Output only the lines below that start at the line containing "Problem. Estimate the missing entries." and end at the line containing "A k mesh can", with both ends kept.

----- MATERIAL SUPPLIED -----

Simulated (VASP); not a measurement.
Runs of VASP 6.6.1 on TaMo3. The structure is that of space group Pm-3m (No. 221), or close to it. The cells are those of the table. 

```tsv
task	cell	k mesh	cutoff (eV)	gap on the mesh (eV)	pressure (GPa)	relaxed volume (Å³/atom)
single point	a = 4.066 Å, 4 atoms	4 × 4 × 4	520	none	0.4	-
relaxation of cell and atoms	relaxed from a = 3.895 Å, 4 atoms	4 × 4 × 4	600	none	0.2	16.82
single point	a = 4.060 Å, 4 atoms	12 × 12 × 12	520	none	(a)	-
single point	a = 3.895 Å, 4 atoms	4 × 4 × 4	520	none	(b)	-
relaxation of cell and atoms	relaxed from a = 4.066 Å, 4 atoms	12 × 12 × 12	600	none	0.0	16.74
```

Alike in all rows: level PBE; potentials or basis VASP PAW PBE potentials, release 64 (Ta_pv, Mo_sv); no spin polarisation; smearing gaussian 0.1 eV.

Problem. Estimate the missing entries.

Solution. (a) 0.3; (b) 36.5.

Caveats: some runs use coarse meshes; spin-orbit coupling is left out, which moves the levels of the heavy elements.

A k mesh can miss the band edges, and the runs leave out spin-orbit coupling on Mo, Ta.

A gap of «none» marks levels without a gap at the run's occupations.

-----

> EXPECTED ANSWER:
Problem. Estimate the missing entries.

Solution. (a) 0.3; (b) 36.5.

Caveats: some runs use coarse meshes; spin-orbit coupling is left out, which moves the levels of the heavy elements.

A k mesh can miss the band edges, and the runs leave out spin-orbit coupling on Mo, Ta.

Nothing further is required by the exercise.